- [RECORDED INFORMATION]

┄┄┄┄┄┄┄┄┄┄

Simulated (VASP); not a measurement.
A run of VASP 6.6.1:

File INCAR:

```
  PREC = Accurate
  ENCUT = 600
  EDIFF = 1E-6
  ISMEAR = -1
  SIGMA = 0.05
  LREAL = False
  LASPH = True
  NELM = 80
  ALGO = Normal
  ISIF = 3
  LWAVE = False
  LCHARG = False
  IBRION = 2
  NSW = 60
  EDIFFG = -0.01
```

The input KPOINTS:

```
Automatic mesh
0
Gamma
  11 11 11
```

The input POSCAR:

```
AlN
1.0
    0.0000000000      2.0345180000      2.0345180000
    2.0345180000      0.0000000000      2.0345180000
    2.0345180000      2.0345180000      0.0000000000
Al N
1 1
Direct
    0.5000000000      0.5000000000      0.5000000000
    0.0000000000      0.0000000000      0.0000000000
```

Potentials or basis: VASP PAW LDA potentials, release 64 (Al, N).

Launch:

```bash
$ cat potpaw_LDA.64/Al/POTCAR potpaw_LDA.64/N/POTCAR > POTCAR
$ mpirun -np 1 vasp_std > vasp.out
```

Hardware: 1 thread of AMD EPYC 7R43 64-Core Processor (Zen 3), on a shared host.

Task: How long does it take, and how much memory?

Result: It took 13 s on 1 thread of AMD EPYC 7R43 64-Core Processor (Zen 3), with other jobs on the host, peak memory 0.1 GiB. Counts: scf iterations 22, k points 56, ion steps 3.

┄┄┄┄┄┄┄┄┄┄

- [BRIEF] Please print the material above exactly as it appears, from its first line through the line containing "Hardware: 1 thread", inclusive, and stop there.

- [EXERCISE SOLUTION]
Simulated (VASP); not a measurement.
A run of VASP 6.6.1:

File INCAR:

```
  PREC = Accurate
  ENCUT = 600
  EDIFF = 1E-6
  ISMEAR = -1
  SIGMA = 0.05
  LREAL = False
  LASPH = True
  NELM = 80
  ALGO = Normal
  ISIF = 3
  LWAVE = False
  LCHARG = False
  IBRION = 2
  NSW = 60
  EDIFFG = -0.01
```

The input KPOINTS:

```
Automatic mesh
0
Gamma
  11 11 11
```

The input POSCAR:

```
AlN
1.0
    0.0000000000      2.0345180000      2.0345180000
    2.0345180000      0.0000000000      2.0345180000
    2.0345180000      2.0345180000      0.0000000000
Al N
1 1
Direct
    0.5000000000      0.5000000000      0.5000000000
    0.0000000000      0.0000000000      0.0000000000
```

Potentials or basis: VASP PAW LDA potentials, release 64 (Al, N).

Launch:

```bash
$ cat potpaw_LDA.64/Al/POTCAR potpaw_LDA.64/N/POTCAR > POTCAR
$ mpirun -np 1 vasp_std > vasp.out
```

Hardware: 1 thread of AMD EPYC 7R43 64-Core Processor (Zen 3), on a shared host.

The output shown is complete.